·····

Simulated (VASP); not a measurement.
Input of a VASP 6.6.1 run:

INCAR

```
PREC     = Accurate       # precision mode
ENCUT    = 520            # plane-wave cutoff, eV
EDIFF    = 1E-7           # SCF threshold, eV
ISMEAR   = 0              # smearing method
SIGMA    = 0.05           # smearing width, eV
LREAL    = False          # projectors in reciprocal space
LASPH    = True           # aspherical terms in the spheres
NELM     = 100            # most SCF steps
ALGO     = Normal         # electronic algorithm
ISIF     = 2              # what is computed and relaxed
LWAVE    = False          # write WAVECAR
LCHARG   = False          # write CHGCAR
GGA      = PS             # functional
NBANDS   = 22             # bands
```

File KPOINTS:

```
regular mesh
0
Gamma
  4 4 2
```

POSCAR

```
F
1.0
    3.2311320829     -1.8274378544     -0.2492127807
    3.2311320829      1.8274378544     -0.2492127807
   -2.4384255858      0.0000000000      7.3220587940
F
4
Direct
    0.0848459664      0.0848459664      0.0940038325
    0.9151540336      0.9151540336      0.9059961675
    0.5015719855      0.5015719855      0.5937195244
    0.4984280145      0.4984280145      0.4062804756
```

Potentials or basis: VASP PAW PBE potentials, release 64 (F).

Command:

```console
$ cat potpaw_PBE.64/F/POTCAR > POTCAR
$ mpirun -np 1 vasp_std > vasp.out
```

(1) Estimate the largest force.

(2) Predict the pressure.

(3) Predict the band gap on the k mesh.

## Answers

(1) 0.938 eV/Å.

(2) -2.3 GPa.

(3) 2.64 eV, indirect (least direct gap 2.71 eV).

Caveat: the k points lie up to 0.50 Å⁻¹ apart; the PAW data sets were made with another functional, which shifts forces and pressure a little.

·····

### [Activity]
From the opening line of the data above, please print each line as written up to and including the line that contains "(2) -2.3 GPa.", and nothing more.

### [Answer space]
Simulated (VASP); not a measurement.
Input of a VASP 6.6.1 run:

INCAR

```
PREC     = Accurate       # precision mode
ENCUT    = 520            # plane-wave cutoff, eV
EDIFF    = 1E-7           # SCF threshold, eV
ISMEAR   = 0              # smearing method
SIGMA    = 0.05           # smearing width, eV
LREAL    = False          # projectors in reciprocal space
LASPH    = True           # aspherical terms in the spheres
NELM     = 100            # most SCF steps
ALGO     = Normal         # electronic algorithm
ISIF     = 2              # what is computed and relaxed
LWAVE    = False          # write WAVECAR
LCHARG   = False          # write CHGCAR
GGA      = PS             # functional
NBANDS   = 22             # bands
```

File KPOINTS:

```
regular mesh
0
Gamma
  4 4 2
```

POSCAR

```
F
1.0
    3.2311320829     -1.8274378544     -0.2492127807
    3.2311320829      1.8274378544     -0.2492127807
   -2.4384255858      0.0000000000      7.3220587940
F
4
Direct
    0.0848459664      0.0848459664      0.0940038325
    0.9151540336      0.9151540336      0.9059961675
    0.5015719855      0.5015719855      0.5937195244
    0.4984280145      0.4984280145      0.4062804756
```

Potentials or basis: VASP PAW PBE potentials, release 64 (F).

Command:

```console
$ cat potpaw_PBE.64/F/POTCAR > POTCAR
$ mpirun -np 1 vasp_std > vasp.out
```

(1) Estimate the largest force.

(2) Predict the pressure.

(3) Predict the band gap on the k mesh.

## Answers

(1) 0.938 eV/Å.

(2) -2.3 GPa.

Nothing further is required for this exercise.